Line for line, the listing below is to be transcribed exactly.

Given records:
•••••

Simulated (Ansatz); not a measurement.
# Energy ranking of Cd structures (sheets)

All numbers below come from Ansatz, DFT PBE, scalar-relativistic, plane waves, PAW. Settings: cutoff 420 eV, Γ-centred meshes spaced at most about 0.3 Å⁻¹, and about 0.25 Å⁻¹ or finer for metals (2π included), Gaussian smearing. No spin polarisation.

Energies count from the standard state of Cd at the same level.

•••••

Task solution:
Simulated (Ansatz); not a measurement.
# Energy ranking of Cd structures (sheets)

All numbers below come from Ansatz, DFT PBE, scalar-relativistic, plane waves, PAW. Settings: cutoff 420 eV, Γ-centred meshes spaced at most about 0.3 Å⁻¹, and about 0.25 Å⁻¹ or finer for metals (2π included), Gaussian smearing. No spin polarisation.

Energies count from the standard state of Cd at the same level.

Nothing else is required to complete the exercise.